• • •
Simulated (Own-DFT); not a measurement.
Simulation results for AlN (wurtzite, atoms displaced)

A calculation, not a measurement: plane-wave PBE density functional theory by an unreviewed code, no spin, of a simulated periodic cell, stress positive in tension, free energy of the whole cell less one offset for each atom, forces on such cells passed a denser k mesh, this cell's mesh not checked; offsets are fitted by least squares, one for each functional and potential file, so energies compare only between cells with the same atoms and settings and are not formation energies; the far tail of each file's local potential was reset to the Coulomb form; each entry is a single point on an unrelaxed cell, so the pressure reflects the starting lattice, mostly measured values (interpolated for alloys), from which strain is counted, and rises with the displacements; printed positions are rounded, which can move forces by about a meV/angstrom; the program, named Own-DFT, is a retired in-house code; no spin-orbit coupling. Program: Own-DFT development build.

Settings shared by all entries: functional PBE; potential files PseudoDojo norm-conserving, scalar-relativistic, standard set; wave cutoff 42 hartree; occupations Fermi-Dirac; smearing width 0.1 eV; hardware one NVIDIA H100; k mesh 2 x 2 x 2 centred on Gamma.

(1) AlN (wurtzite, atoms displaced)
• • •

→ **Brief**:
Quote the listing word for word from its first line through the line in which "Simulation results for" appears.

→ **Answer area**:
Simulated (Own-DFT); not a measurement.
Simulation results for AlN (wurtzite, atoms displaced)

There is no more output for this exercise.